WORK ORDER — Up to and including the line with "It comes from", restate the records below word for word, beginning with their first line.

SUPPLIED DATA —
════════════════
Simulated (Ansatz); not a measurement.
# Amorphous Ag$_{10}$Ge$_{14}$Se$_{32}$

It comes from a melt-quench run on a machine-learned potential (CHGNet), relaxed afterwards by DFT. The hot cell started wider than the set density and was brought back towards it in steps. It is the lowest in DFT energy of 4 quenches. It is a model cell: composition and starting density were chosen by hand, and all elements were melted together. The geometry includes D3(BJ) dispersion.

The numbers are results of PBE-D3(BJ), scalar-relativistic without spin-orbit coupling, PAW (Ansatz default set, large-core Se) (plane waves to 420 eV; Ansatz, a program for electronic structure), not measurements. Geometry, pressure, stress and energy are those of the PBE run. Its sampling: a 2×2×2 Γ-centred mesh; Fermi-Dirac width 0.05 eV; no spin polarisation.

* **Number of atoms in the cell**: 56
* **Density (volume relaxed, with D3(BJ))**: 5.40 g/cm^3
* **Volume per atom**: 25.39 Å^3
════════════════

EXERCISE SOLUTION —
Simulated (Ansatz); not a measurement.
# Amorphous Ag$_{10}$Ge$_{14}$Se$_{32}$

It comes from a melt-quench run on a machine-learned potential (CHGNet), relaxed afterwards by DFT. The hot cell started wider than the set density and was brought back towards it in steps. It is the lowest in DFT energy of 4 quenches. It is a model cell: composition and starting density were chosen by hand, and all elements were melted together. The geometry includes D3(BJ) dispersion.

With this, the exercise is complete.